[THE DATA — start]

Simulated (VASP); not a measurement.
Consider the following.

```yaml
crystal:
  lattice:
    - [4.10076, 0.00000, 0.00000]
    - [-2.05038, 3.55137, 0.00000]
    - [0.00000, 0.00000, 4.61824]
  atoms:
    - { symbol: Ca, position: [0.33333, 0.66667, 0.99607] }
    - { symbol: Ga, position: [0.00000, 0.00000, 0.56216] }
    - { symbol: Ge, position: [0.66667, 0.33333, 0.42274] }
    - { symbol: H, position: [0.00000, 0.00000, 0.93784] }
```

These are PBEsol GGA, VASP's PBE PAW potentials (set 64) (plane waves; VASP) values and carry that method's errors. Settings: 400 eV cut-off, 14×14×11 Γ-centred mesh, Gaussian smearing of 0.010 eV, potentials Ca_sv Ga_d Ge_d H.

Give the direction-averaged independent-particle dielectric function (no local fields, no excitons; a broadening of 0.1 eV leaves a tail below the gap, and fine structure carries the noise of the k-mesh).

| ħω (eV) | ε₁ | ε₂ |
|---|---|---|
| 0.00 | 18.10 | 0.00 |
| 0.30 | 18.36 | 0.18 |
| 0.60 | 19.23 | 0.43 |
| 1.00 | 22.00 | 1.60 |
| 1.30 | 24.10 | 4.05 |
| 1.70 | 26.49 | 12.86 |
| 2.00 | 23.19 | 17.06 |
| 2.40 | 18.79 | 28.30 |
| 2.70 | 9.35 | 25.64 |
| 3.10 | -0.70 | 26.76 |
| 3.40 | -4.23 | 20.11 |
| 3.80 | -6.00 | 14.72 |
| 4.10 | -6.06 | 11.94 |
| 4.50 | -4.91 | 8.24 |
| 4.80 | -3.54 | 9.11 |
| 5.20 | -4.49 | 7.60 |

[THE DATA — finish]

* _ACTION ITEM_:
Go through the records and copy all of them exactly.

* _PROBLEM SOLUTION_:
Simulated (VASP); not a measurement.
Consider the following.

```yaml
crystal:
  lattice:
    - [4.10076, 0.00000, 0.00000]
    - [-2.05038, 3.55137, 0.00000]
    - [0.00000, 0.00000, 4.61824]
  atoms:
    - { symbol: Ca, position: [0.33333, 0.66667, 0.99607] }
    - { symbol: Ga, position: [0.00000, 0.00000, 0.56216] }
    - { symbol: Ge, position: [0.66667, 0.33333, 0.42274] }
    - { symbol: H, position: [0.00000, 0.00000, 0.93784] }
```

These are PBEsol GGA, VASP's PBE PAW potentials (set 64) (plane waves; VASP) values and carry that method's errors. Settings: 400 eV cut-off, 14×14×11 Γ-centred mesh, Gaussian smearing of 0.010 eV, potentials Ca_sv Ga_d Ge_d H.

Give the direction-averaged independent-particle dielectric function (no local fields, no excitons; a broadening of 0.1 eV leaves a tail below the gap, and fine structure carries the noise of the k-mesh).

| ħω (eV) | ε₁ | ε₂ |
|---|---|---|
| 0.00 | 18.10 | 0.00 |
| 0.30 | 18.36 | 0.18 |
| 0.60 | 19.23 | 0.43 |
| 1.00 | 22.00 | 1.60 |
| 1.30 | 24.10 | 4.05 |
| 1.70 | 26.49 | 12.86 |
| 2.00 | 23.19 | 17.06 |
| 2.40 | 18.79 | 28.30 |
| 2.70 | 9.35 | 25.64 |
| 3.10 | -0.70 | 26.76 |
| 3.40 | -4.23 | 20.11 |
| 3.80 | -6.00 | 14.72 |
| 4.10 | -6.06 | 11.94 |
| 4.50 | -4.91 | 8.24 |
| 4.80 | -3.54 | 9.11 |
| 5.20 | -4.49 | 7.60 |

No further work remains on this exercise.